Dataset entries
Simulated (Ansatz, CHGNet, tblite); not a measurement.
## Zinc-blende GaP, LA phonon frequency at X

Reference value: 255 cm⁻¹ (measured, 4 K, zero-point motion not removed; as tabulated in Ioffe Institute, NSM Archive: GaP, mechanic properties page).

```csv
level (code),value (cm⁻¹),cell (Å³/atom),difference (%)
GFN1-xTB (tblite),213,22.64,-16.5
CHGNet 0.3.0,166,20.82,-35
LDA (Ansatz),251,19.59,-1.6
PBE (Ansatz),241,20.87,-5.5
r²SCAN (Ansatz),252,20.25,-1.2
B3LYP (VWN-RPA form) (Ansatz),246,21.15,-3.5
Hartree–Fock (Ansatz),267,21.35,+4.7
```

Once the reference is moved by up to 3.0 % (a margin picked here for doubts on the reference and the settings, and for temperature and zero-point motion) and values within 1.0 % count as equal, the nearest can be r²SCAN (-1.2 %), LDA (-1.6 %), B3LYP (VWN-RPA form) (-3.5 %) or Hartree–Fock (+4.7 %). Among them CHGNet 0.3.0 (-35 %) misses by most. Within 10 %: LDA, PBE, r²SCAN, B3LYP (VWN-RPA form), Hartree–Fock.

Work task
Copy every line of the listing above exactly.

Task solution
Simulated (Ansatz, CHGNet, tblite); not a measurement.
## Zinc-blende GaP, LA phonon frequency at X

Reference value: 255 cm⁻¹ (measured, 4 K, zero-point motion not removed; as tabulated in Ioffe Institute, NSM Archive: GaP, mechanic properties page).

```csv
level (code),value (cm⁻¹),cell (Å³/atom),difference (%)
GFN1-xTB (tblite),213,22.64,-16.5
CHGNet 0.3.0,166,20.82,-35
LDA (Ansatz),251,19.59,-1.6
PBE (Ansatz),241,20.87,-5.5
r²SCAN (Ansatz),252,20.25,-1.2
B3LYP (VWN-RPA form) (Ansatz),246,21.15,-3.5
Hartree–Fock (Ansatz),267,21.35,+4.7
```

Once the reference is moved by up to 3.0 % (a margin picked here for doubts on the reference and the settings, and for temperature and zero-point motion) and values within 1.0 % count as equal, the nearest can be r²SCAN (-1.2 %), LDA (-1.6 %), B3LYP (VWN-RPA form) (-3.5 %) or Hartree–Fock (+4.7 %). Among them CHGNet 0.3.0 (-35 %) misses by most. Within 10 %: LDA, PBE, r²SCAN, B3LYP (VWN-RPA form), Hartree–Fock.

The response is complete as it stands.